## [ASSIGNED TASK]
Lines from the first one down to the one containing "The fit gives" in the data below are the only ones needed; please return them exactly, both ends included.

## [PROVIDED RECORDS]
################
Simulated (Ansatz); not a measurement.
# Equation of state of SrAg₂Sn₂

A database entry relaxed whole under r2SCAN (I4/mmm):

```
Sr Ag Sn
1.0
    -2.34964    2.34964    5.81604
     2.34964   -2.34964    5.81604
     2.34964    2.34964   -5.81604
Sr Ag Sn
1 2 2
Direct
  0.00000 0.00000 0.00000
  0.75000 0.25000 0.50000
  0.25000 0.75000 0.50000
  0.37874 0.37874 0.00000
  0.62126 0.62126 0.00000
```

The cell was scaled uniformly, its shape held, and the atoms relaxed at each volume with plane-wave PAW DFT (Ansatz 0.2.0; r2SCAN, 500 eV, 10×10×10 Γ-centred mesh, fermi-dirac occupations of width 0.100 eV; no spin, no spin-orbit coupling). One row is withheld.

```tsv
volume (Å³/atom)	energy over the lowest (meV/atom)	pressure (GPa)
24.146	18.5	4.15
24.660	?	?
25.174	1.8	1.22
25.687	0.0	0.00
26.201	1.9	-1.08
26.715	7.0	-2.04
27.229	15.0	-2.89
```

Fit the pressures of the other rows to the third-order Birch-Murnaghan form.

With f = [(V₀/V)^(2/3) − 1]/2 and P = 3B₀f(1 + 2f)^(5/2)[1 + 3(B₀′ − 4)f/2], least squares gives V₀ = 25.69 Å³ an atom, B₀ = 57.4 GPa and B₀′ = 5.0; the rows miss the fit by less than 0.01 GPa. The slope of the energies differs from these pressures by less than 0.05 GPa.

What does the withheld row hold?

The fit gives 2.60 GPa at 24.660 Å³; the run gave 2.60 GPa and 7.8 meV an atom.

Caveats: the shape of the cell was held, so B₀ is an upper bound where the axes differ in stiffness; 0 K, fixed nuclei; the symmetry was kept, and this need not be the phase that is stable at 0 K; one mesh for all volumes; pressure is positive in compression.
################

## [ANSWER AREA]
Simulated (Ansatz); not a measurement.
# Equation of state of SrAg₂Sn₂

A database entry relaxed whole under r2SCAN (I4/mmm):

```
Sr Ag Sn
1.0
    -2.34964    2.34964    5.81604
     2.34964   -2.34964    5.81604
     2.34964    2.34964   -5.81604
Sr Ag Sn
1 2 2
Direct
  0.00000 0.00000 0.00000
  0.75000 0.25000 0.50000
  0.25000 0.75000 0.50000
  0.37874 0.37874 0.00000
  0.62126 0.62126 0.00000
```

The cell was scaled uniformly, its shape held, and the atoms relaxed at each volume with plane-wave PAW DFT (Ansatz 0.2.0; r2SCAN, 500 eV, 10×10×10 Γ-centred mesh, fermi-dirac occupations of width 0.100 eV; no spin, no spin-orbit coupling). One row is withheld.

```tsv
volume (Å³/atom)	energy over the lowest (meV/atom)	pressure (GPa)
24.146	18.5	4.15
24.660	?	?
25.174	1.8	1.22
25.687	0.0	0.00
26.201	1.9	-1.08
26.715	7.0	-2.04
27.229	15.0	-2.89
```

Fit the pressures of the other rows to the third-order Birch-Murnaghan form.

With f = [(V₀/V)^(2/3) − 1]/2 and P = 3B₀f(1 + 2f)^(5/2)[1 + 3(B₀′ − 4)f/2], least squares gives V₀ = 25.69 Å³ an atom, B₀ = 57.4 GPa and B₀′ = 5.0; the rows miss the fit by less than 0.01 GPa. The slope of the energies differs from these pressures by less than 0.05 GPa.

What does the withheld row hold?

The fit gives 2.60 GPa at 24.660 Å³; the run gave 2.60 GPa and 7.8 meV an atom.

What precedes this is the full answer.